*****

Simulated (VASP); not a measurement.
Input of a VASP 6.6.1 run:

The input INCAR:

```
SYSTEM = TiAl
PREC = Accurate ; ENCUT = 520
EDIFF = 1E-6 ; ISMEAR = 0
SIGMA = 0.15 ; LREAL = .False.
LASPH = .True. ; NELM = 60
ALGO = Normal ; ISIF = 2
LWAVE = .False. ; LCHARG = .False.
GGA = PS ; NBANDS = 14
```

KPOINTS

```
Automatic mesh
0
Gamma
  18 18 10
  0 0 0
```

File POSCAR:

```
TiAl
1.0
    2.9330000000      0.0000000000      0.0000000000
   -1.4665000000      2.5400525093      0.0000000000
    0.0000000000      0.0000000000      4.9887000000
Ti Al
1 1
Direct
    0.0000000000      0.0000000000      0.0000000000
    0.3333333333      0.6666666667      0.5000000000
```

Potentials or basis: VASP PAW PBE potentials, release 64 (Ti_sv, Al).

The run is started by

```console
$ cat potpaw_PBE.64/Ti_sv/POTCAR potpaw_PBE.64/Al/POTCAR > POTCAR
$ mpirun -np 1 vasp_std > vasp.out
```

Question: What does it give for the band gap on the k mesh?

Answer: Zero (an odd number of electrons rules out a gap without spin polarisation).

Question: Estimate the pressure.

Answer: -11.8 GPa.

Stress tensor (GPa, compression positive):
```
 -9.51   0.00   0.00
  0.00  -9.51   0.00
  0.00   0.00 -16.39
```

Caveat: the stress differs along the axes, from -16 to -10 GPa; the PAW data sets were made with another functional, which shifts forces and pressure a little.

*****

Work order –
Everything from the first line of the listing above through the line holding "Question: What does" must be retyped exactly; nothing else belongs in the reply.

Worked solution –
Simulated (VASP); not a measurement.
Input of a VASP 6.6.1 run:

The input INCAR:

```
SYSTEM = TiAl
PREC = Accurate ; ENCUT = 520
EDIFF = 1E-6 ; ISMEAR = 0
SIGMA = 0.15 ; LREAL = .False.
LASPH = .True. ; NELM = 60
ALGO = Normal ; ISIF = 2
LWAVE = .False. ; LCHARG = .False.
GGA = PS ; NBANDS = 14
```

KPOINTS

```
Automatic mesh
0
Gamma
  18 18 10
  0 0 0
```

File POSCAR:

```
TiAl
1.0
    2.9330000000      0.0000000000      0.0000000000
   -1.4665000000      2.5400525093      0.0000000000
    0.0000000000      0.0000000000      4.9887000000
Ti Al
1 1
Direct
    0.0000000000      0.0000000000      0.0000000000
    0.3333333333      0.6666666667      0.5000000000
```

Potentials or basis: VASP PAW PBE potentials, release 64 (Ti_sv, Al).

The run is started by

```console
$ cat potpaw_PBE.64/Ti_sv/POTCAR potpaw_PBE.64/Al/POTCAR > POTCAR
$ mpirun -np 1 vasp_std > vasp.out
```

Question: What does it give for the band gap on the k mesh?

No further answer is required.